- **TASK ITEM**
Here you must reproduce each line of the data exactly.

- **SUPPLIED INFORMATION**
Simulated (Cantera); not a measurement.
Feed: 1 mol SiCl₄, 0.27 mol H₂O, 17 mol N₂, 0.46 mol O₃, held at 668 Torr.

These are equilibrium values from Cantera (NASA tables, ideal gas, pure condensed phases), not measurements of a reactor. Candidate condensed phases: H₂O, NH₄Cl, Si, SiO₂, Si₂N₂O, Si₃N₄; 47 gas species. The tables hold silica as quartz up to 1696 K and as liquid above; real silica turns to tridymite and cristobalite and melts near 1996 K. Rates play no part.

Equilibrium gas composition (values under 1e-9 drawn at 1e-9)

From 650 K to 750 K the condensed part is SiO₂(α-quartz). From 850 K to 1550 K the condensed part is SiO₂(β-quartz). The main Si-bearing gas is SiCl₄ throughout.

- **EXERCISE OUTPUT**
Simulated (Cantera); not a measurement.
Feed: 1 mol SiCl₄, 0.27 mol H₂O, 17 mol N₂, 0.46 mol O₃, held at 668 Torr.

These are equilibrium values from Cantera (NASA tables, ideal gas, pure condensed phases), not measurements of a reactor. Candidate condensed phases: H₂O, NH₄Cl, Si, SiO₂, Si₂N₂O, Si₃N₄; 47 gas species. The tables hold silica as quartz up to 1696 K and as liquid above; real silica turns to tridymite and cristobalite and melts near 1996 K. Rates play no part.

Equilibrium gas composition (values under 1e-9 drawn at 1e-9)

From 650 K to 750 K the condensed part is SiO₂(α-quartz). From 850 K to 1550 K the condensed part is SiO₂(β-quartz). The main Si-bearing gas is SiCl₄ throughout.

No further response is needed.